--*--

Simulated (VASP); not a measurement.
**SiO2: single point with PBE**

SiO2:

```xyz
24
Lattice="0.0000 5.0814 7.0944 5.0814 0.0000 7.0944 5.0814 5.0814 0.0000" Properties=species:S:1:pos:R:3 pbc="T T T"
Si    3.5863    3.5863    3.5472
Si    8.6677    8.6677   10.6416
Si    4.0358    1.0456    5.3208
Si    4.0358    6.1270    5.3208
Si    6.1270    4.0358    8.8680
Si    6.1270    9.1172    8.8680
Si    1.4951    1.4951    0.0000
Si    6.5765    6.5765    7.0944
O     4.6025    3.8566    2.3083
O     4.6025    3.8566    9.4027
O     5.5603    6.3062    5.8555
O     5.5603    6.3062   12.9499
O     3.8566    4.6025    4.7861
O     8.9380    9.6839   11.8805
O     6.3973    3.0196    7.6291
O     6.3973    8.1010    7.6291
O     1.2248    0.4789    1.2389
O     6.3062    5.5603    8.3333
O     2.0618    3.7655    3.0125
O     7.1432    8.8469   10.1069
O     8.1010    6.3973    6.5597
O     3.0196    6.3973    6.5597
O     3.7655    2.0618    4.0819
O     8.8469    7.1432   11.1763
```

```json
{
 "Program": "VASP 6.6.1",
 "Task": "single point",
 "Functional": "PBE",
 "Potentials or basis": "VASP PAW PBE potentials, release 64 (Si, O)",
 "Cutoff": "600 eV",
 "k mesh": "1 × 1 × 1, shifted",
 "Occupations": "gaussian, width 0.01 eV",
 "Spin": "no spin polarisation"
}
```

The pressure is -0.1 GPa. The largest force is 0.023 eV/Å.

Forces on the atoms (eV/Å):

--*--

### Work task:
Reproduce word for word only the first line of the listing above and each line after it through the line with "The pressure is".

### Task answer:
Simulated (VASP); not a measurement.
**SiO2: single point with PBE**

SiO2:

```xyz
24
Lattice="0.0000 5.0814 7.0944 5.0814 0.0000 7.0944 5.0814 5.0814 0.0000" Properties=species:S:1:pos:R:3 pbc="T T T"
Si    3.5863    3.5863    3.5472
Si    8.6677    8.6677   10.6416
Si    4.0358    1.0456    5.3208
Si    4.0358    6.1270    5.3208
Si    6.1270    4.0358    8.8680
Si    6.1270    9.1172    8.8680
Si    1.4951    1.4951    0.0000
Si    6.5765    6.5765    7.0944
O     4.6025    3.8566    2.3083
O     4.6025    3.8566    9.4027
O     5.5603    6.3062    5.8555
O     5.5603    6.3062   12.9499
O     3.8566    4.6025    4.7861
O     8.9380    9.6839   11.8805
O     6.3973    3.0196    7.6291
O     6.3973    8.1010    7.6291
O     1.2248    0.4789    1.2389
O     6.3062    5.5603    8.3333
O     2.0618    3.7655    3.0125
O     7.1432    8.8469   10.1069
O     8.1010    6.3973    6.5597
O     3.0196    6.3973    6.5597
O     3.7655    2.0618    4.0819
O     8.8469    7.1432   11.1763
```

```json
{
 "Program": "VASP 6.6.1",
 "Task": "single point",
 "Functional": "PBE",
 "Potentials or basis": "VASP PAW PBE potentials, release 64 (Si, O)",
 "Cutoff": "600 eV",
 "k mesh": "1 × 1 × 1, shifted",
 "Occupations": "gaussian, width 0.01 eV",
 "Spin": "no spin polarisation"
}
```

The pressure is -0.1 GPa. The largest force is 0.023 eV/Å.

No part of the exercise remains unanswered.